Data to examine
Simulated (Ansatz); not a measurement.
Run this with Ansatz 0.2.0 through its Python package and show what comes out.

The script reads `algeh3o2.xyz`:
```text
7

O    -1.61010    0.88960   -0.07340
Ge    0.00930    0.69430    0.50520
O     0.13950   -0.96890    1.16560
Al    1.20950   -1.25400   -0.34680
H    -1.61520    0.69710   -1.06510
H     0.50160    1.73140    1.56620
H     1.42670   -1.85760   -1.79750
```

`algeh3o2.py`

Work item
Transcribe every record above exactly.

Task output
Simulated (Ansatz); not a measurement.
Run this with Ansatz 0.2.0 through its Python package and show what comes out.

The script reads `algeh3o2.xyz`:
```text
7

O    -1.61010    0.88960   -0.07340
Ge    0.00930    0.69430    0.50520
O     0.13950   -0.96890    1.16560
Al    1.20950   -1.25400   -0.34680
H    -1.61520    0.69710   -1.06510
H     0.50160    1.73140    1.56620
H     1.42670   -1.85760   -1.79750
```

`algeh3o2.py`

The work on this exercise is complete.